* Brief:
Will you quote all of the entries, word for word?

# # # # # # #

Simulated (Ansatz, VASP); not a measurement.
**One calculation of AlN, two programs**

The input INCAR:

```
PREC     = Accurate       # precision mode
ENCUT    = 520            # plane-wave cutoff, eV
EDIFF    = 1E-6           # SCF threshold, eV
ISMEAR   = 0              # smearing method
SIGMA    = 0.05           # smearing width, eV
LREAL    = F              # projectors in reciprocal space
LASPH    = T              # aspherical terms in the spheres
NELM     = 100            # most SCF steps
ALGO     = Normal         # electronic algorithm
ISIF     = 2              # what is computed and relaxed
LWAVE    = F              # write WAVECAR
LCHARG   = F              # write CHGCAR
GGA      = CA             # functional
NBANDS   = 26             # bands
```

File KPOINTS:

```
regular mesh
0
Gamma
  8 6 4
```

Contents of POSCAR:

# # # # # # #

* Response box:
Simulated (Ansatz, VASP); not a measurement.
**One calculation of AlN, two programs**

The input INCAR:

```
PREC     = Accurate       # precision mode
ENCUT    = 520            # plane-wave cutoff, eV
EDIFF    = 1E-6           # SCF threshold, eV
ISMEAR   = 0              # smearing method
SIGMA    = 0.05           # smearing width, eV
LREAL    = F              # projectors in reciprocal space
LASPH    = T              # aspherical terms in the spheres
NELM     = 100            # most SCF steps
ALGO     = Normal         # electronic algorithm
ISIF     = 2              # what is computed and relaxed
LWAVE    = F              # write WAVECAR
LCHARG   = F              # write CHGCAR
GGA      = CA             # functional
NBANDS   = 26             # bands
```

File KPOINTS:

```
regular mesh
0
Gamma
  8 6 4
```

Contents of POSCAR:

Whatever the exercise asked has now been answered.